(Beginning of MATERIAL SHOWN)
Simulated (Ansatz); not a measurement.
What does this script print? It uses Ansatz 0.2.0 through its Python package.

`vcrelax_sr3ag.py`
(End of MATERIAL SHOWN)

## ACTIVITY
Copy out the material above in full so that every line matches the original.

## EXERCISE RESPONSE
Simulated (Ansatz); not a measurement.
What does this script print? It uses Ansatz 0.2.0 through its Python package.

`vcrelax_sr3ag.py`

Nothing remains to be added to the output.